══ Information shown
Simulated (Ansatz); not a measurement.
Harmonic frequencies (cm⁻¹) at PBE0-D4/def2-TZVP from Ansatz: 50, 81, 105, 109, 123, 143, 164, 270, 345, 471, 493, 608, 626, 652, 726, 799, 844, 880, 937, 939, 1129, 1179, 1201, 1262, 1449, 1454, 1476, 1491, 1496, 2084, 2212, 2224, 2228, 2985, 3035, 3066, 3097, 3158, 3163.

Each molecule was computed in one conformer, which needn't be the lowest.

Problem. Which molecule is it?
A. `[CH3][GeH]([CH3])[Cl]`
════

## Activity
Every line of the material must be returned exactly as it appears.

## Answer space
Simulated (Ansatz); not a measurement.
Harmonic frequencies (cm⁻¹) at PBE0-D4/def2-TZVP from Ansatz: 50, 81, 105, 109, 123, 143, 164, 270, 345, 471, 493, 608, 626, 652, 726, 799, 844, 880, 937, 939, 1129, 1179, 1201, 1262, 1449, 1454, 1476, 1491, 1496, 2084, 2212, 2224, 2228, 2985, 3035, 3066, 3097, 3158, 3163.

Each molecule was computed in one conformer, which needn't be the lowest.

Problem. Which molecule is it?
A. `[CH3][GeH]([CH3])[Cl]`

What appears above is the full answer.